- _Required action_: Once you have read the data below, print all of it exactly.

========

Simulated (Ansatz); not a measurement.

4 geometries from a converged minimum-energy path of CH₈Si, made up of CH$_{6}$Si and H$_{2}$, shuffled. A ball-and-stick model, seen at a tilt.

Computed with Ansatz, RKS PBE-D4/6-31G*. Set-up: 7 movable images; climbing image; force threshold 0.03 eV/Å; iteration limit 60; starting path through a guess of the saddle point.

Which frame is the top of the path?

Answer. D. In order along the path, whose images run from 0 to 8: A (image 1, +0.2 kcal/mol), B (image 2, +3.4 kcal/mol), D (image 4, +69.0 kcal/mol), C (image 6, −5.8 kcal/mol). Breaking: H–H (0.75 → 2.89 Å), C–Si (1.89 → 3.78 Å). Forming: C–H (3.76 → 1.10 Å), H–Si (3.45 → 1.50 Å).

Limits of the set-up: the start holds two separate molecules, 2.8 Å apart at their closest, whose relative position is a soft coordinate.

========

- _Answer box_:
Simulated (Ansatz); not a measurement.

4 geometries from a converged minimum-energy path of CH₈Si, made up of CH$_{6}$Si and H$_{2}$, shuffled. A ball-and-stick model, seen at a tilt.

Computed with Ansatz, RKS PBE-D4/6-31G*. Set-up: 7 movable images; climbing image; force threshold 0.03 eV/Å; iteration limit 60; starting path through a guess of the saddle point.

Which frame is the top of the path?

Answer. D. In order along the path, whose images run from 0 to 8: A (image 1, +0.2 kcal/mol), B (image 2, +3.4 kcal/mol), D (image 4, +69.0 kcal/mol), C (image 6, −5.8 kcal/mol). Breaking: H–H (0.75 → 2.89 Å), C–Si (1.89 → 3.78 Å). Forming: C–H (3.76 → 1.10 Å), H–Si (3.45 → 1.50 Å).

Limits of the set-up: the start holds two separate molecules, 2.8 Å apart at their closest, whose relative position is a soft coordinate.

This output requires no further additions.